_Work instruction_. From the records below, output exactly the lines running from the line containing "single point |" through the line containing "What changes?", and no others.

# # # # # # #

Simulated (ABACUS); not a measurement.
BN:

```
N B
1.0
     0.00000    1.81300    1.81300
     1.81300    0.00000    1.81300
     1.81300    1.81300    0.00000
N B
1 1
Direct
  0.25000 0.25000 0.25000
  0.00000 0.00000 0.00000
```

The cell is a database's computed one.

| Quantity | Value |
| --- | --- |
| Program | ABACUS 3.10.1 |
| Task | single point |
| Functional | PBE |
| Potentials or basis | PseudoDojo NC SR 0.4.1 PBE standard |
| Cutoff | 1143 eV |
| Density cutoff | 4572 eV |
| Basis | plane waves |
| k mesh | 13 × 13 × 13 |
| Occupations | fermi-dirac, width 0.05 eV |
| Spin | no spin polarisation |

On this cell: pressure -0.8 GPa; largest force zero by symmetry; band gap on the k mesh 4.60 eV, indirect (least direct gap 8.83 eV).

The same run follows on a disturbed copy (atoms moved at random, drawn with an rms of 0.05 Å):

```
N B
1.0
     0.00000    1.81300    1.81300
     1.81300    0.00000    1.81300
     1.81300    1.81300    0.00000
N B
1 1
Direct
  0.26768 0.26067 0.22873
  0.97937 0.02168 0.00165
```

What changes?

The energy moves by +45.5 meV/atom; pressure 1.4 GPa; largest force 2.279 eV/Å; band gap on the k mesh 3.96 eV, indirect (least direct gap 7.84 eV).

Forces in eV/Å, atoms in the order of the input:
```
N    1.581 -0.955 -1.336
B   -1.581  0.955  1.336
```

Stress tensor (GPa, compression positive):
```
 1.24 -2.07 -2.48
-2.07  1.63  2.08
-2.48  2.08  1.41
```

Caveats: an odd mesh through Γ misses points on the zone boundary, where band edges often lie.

# # # # # # #

_Expected answer_.
| Task | single point |
| Functional | PBE |
| Potentials or basis | PseudoDojo NC SR 0.4.1 PBE standard |
| Cutoff | 1143 eV |
| Density cutoff | 4572 eV |
| Basis | plane waves |
| k mesh | 13 × 13 × 13 |
| Occupations | fermi-dirac, width 0.05 eV |
| Spin | no spin polarisation |

On this cell: pressure -0.8 GPa; largest force zero by symmetry; band gap on the k mesh 4.60 eV, indirect (least direct gap 8.83 eV).

The same run follows on a disturbed copy (atoms moved at random, drawn with an rms of 0.05 Å):

```
N B
1.0
     0.00000    1.81300    1.81300
     1.81300    0.00000    1.81300
     1.81300    1.81300    0.00000
N B
1 1
Direct
  0.26768 0.26067 0.22873
  0.97937 0.02168 0.00165
```

What changes?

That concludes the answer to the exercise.